**EXERCISE:** Starting at the first line of the data below, write out each line exactly until you reach the line containing "- system: InCo⁺.", and include that line too.

★ ★ ★ ★
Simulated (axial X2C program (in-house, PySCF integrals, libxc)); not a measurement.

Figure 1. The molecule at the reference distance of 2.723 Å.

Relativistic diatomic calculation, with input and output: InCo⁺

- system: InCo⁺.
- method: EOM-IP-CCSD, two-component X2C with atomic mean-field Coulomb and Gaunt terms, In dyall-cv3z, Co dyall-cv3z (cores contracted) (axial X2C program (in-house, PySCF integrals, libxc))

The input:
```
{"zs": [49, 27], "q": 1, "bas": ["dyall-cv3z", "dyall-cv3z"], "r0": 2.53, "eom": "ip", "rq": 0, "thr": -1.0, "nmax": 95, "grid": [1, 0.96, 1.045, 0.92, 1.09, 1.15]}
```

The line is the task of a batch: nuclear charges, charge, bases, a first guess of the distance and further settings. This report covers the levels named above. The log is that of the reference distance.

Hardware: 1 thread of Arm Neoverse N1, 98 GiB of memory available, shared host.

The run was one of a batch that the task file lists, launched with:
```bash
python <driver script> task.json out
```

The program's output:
★ ★ ★ ★

**RESPONSE AREA:**
Simulated (axial X2C program (in-house, PySCF integrals, libxc)); not a measurement.

Figure 1. The molecule at the reference distance of 2.723 Å.

Relativistic diatomic calculation, with input and output: InCo⁺

- system: InCo⁺.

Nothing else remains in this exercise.